- **Work item**
The data below holds a line containing "Periodic cell of" and a line containing "This geometry differs"; please quote exactly those two lines and every line between them, and nothing else.

- **Data section**
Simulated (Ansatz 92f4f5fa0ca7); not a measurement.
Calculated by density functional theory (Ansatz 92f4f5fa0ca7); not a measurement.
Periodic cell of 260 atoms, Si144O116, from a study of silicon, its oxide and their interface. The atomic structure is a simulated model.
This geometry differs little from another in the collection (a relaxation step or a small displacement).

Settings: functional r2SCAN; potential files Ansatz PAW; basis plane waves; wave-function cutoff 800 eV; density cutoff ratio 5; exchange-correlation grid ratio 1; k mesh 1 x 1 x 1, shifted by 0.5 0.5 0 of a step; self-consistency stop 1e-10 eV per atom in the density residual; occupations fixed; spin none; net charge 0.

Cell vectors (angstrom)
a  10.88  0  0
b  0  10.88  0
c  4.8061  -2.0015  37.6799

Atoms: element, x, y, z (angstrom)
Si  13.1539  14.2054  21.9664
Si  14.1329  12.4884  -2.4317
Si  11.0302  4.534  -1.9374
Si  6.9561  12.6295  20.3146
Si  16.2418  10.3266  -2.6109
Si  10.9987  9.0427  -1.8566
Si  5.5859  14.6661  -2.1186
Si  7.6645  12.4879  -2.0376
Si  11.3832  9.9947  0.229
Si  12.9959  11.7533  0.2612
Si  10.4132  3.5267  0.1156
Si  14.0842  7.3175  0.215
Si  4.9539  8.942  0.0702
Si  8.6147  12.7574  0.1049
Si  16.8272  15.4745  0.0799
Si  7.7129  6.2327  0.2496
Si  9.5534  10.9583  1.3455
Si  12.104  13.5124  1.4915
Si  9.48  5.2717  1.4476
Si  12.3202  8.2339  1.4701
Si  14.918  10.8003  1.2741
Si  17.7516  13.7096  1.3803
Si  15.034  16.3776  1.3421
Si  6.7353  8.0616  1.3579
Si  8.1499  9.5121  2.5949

- **Your response**
Periodic cell of 260 atoms, Si144O116, from a study of silicon, its oxide and their interface. The atomic structure is a simulated model.
This geometry differs little from another in the collection (a relaxation step or a small displacement).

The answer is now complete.